■ Work task:
In the material below, transcribe every line from the first through the line holding "The complex [FeBr4]- (charge", exactly, and stop after that line.

|---|
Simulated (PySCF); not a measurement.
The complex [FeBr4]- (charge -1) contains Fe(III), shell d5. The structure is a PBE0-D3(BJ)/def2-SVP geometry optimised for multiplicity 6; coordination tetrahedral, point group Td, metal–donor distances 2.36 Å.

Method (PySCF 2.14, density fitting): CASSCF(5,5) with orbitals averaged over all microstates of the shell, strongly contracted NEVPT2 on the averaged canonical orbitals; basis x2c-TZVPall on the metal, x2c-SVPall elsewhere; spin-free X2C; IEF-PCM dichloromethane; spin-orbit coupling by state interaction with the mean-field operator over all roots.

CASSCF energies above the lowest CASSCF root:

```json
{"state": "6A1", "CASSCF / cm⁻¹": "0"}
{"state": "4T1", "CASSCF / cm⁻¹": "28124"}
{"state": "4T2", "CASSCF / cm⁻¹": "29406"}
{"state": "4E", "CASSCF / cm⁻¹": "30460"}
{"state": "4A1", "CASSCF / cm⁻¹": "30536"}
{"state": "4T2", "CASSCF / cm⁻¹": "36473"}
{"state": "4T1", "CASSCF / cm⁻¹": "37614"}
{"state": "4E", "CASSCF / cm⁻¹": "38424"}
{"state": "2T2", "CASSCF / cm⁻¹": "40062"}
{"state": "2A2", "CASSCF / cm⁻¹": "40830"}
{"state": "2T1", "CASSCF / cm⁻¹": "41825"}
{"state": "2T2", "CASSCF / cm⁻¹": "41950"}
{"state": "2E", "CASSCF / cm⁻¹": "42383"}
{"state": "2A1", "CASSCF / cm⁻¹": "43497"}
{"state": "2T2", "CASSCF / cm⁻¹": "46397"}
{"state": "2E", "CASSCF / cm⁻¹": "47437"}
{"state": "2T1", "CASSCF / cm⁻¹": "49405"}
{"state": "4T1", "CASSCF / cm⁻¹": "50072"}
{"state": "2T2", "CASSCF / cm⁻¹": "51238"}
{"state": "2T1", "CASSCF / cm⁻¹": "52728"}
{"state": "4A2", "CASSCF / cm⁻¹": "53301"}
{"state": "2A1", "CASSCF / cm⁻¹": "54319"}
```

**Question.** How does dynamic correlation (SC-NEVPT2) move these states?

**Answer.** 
|---|

■ Response box:
Simulated (PySCF); not a measurement.
The complex [FeBr4]- (charge -1) contains Fe(III), shell d5. The structure is a PBE0-D3(BJ)/def2-SVP geometry optimised for multiplicity 6; coordination tetrahedral, point group Td, metal–donor distances 2.36 Å.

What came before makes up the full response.